◆ **Work task**
Print out every record exactly as it appears.

#### Data listing ####

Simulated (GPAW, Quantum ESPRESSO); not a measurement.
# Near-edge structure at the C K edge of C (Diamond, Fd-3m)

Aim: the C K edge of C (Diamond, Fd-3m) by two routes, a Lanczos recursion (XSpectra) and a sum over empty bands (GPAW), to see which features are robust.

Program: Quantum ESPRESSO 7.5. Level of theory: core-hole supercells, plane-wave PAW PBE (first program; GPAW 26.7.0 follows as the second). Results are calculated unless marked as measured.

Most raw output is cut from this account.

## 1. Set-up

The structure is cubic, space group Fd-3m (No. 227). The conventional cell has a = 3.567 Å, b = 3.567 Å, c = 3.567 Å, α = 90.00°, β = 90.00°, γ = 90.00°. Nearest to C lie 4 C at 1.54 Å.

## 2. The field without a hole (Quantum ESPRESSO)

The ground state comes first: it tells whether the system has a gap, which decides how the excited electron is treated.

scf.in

####

◆ **Exercise response**
Simulated (GPAW, Quantum ESPRESSO); not a measurement.
# Near-edge structure at the C K edge of C (Diamond, Fd-3m)

Aim: the C K edge of C (Diamond, Fd-3m) by two routes, a Lanczos recursion (XSpectra) and a sum over empty bands (GPAW), to see which features are robust.

Program: Quantum ESPRESSO 7.5. Level of theory: core-hole supercells, plane-wave PAW PBE (first program; GPAW 26.7.0 follows as the second). Results are calculated unless marked as measured.

Most raw output is cut from this account.

## 1. Set-up

The structure is cubic, space group Fd-3m (No. 227). The conventional cell has a = 3.567 Å, b = 3.567 Å, c = 3.567 Å, α = 90.00°, β = 90.00°, γ = 90.00°. Nearest to C lie 4 C at 1.54 Å.

## 2. The field without a hole (Quantum ESPRESSO)

The ground state comes first: it tells whether the system has a gap, which decides how the excited electron is treated.

scf.in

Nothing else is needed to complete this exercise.